━━━━━ Provided information
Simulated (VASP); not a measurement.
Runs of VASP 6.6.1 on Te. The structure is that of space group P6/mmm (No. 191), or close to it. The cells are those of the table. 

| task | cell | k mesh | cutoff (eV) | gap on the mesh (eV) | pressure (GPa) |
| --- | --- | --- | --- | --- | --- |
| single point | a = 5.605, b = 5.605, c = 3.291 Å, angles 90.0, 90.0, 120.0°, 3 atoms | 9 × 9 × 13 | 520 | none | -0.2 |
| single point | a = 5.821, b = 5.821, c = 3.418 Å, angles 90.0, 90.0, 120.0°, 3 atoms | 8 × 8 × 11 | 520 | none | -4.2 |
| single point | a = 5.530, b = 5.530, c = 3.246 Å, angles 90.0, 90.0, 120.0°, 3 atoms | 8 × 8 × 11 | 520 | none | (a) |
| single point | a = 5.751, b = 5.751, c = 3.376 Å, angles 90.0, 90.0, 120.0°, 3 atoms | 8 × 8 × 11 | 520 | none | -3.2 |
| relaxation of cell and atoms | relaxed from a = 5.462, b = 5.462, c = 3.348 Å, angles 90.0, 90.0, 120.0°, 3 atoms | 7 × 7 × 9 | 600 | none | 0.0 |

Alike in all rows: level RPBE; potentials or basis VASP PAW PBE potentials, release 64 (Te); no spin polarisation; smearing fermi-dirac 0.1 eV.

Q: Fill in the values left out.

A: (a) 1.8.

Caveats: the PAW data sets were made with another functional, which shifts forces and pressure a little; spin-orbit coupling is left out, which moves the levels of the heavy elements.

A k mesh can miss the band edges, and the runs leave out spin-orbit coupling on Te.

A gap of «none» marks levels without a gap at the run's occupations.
━━━━━━━━━━

## Assigned task:
Would you output, unchanged, each line from the start of the records to the line that holds "pressure (GPa) |", both included and nothing else?

## Exercise result:
Simulated (VASP); not a measurement.
Runs of VASP 6.6.1 on Te. The structure is that of space group P6/mmm (No. 191), or close to it. The cells are those of the table. 

| task | cell | k mesh | cutoff (eV) | gap on the mesh (eV) | pressure (GPa) |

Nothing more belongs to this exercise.